■ **Brief**: Please transcribe every entry below exactly as written.

■ **Supplied information**:
|---|
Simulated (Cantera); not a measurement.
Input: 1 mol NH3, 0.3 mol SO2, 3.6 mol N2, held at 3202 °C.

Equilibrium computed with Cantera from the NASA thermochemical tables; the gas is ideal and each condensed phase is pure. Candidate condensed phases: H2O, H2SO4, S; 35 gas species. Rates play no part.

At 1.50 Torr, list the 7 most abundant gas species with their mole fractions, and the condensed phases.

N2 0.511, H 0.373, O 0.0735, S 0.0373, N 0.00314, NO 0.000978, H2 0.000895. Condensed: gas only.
|---|

■ **Result**:
Simulated (Cantera); not a measurement.
Input: 1 mol NH3, 0.3 mol SO2, 3.6 mol N2, held at 3202 °C.

Equilibrium computed with Cantera from the NASA thermochemical tables; the gas is ideal and each condensed phase is pure. Candidate condensed phases: H2O, H2SO4, S; 35 gas species. Rates play no part.

At 1.50 Torr, list the 7 most abundant gas species with their mole fractions, and the condensed phases.

N2 0.511, H 0.373, O 0.0735, S 0.0373, N 0.00314, NO 0.000978, H2 0.000895. Condensed: gas only.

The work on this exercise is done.